- - -
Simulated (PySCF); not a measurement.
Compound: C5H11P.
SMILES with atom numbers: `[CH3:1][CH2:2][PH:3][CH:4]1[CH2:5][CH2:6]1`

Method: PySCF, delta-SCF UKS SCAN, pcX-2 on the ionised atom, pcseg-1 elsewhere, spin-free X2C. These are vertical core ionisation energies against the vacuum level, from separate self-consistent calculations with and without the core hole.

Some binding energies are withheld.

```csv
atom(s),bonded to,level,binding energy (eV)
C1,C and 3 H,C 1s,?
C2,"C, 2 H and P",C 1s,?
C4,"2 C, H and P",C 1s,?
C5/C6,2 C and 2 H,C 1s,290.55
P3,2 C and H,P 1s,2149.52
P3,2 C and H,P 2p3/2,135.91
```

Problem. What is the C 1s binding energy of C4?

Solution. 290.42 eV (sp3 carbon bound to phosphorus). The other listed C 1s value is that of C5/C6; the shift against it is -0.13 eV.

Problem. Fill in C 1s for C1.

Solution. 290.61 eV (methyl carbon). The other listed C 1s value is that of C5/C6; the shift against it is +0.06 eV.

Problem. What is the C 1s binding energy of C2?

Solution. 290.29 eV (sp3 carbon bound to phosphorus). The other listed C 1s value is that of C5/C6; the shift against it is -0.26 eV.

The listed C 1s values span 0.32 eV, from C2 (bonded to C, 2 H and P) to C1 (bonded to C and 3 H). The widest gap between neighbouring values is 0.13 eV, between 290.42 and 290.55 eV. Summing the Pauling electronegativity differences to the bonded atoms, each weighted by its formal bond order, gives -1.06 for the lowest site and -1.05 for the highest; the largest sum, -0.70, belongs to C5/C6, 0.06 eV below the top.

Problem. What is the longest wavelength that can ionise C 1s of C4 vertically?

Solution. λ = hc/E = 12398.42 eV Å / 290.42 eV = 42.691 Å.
- - -

_Assignment_
Reproduce precisely, and with no line left out, each line from the top of the entries through the line that carries "Problem. What is the longest".

_Worked solution_
Simulated (PySCF); not a measurement.
Compound: C5H11P.
SMILES with atom numbers: `[CH3:1][CH2:2][PH:3][CH:4]1[CH2:5][CH2:6]1`

Method: PySCF, delta-SCF UKS SCAN, pcX-2 on the ionised atom, pcseg-1 elsewhere, spin-free X2C. These are vertical core ionisation energies against the vacuum level, from separate self-consistent calculations with and without the core hole.

Some binding energies are withheld.

```csv
atom(s),bonded to,level,binding energy (eV)
C1,C and 3 H,C 1s,?
C2,"C, 2 H and P",C 1s,?
C4,"2 C, H and P",C 1s,?
C5/C6,2 C and 2 H,C 1s,290.55
P3,2 C and H,P 1s,2149.52
P3,2 C and H,P 2p3/2,135.91
```

Problem. What is the C 1s binding energy of C4?

Solution. 290.42 eV (sp3 carbon bound to phosphorus). The other listed C 1s value is that of C5/C6; the shift against it is -0.13 eV.

Problem. Fill in C 1s for C1.

Solution. 290.61 eV (methyl carbon). The other listed C 1s value is that of C5/C6; the shift against it is +0.06 eV.

Problem. What is the C 1s binding energy of C2?

Solution. 290.29 eV (sp3 carbon bound to phosphorus). The other listed C 1s value is that of C5/C6; the shift against it is -0.26 eV.

The listed C 1s values span 0.32 eV, from C2 (bonded to C, 2 H and P) to C1 (bonded to C and 3 H). The widest gap between neighbouring values is 0.13 eV, between 290.42 and 290.55 eV. Summing the Pauling electronegativity differences to the bonded atoms, each weighted by its formal bond order, gives -1.06 for the lowest site and -1.05 for the highest; the largest sum, -0.70, belongs to C5/C6, 0.06 eV below the top.

Problem. What is the longest wavelength that can ionise C 1s of C4 vertically?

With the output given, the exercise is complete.